******************************

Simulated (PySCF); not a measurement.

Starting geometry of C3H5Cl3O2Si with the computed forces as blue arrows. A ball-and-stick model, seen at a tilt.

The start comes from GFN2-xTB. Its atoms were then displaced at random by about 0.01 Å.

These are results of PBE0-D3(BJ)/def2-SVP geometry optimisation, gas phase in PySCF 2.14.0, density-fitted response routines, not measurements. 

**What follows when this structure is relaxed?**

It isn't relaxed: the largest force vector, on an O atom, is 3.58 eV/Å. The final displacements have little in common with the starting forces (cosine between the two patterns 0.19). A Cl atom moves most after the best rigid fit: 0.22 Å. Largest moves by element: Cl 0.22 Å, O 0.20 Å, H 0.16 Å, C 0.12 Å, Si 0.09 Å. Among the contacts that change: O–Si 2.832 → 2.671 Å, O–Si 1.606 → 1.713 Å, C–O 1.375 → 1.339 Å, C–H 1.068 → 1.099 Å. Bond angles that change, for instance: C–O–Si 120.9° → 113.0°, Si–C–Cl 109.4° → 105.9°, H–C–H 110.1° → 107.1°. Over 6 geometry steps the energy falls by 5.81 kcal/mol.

******************************

Starting at the line that has "These are results" and ending at the line that has "structure is relaxed?**", please write out the lines above exactly, leaving out all others.

* **Answer box**:
These are results of PBE0-D3(BJ)/def2-SVP geometry optimisation, gas phase in PySCF 2.14.0, density-fitted response routines, not measurements. 

**What follows when this structure is relaxed?**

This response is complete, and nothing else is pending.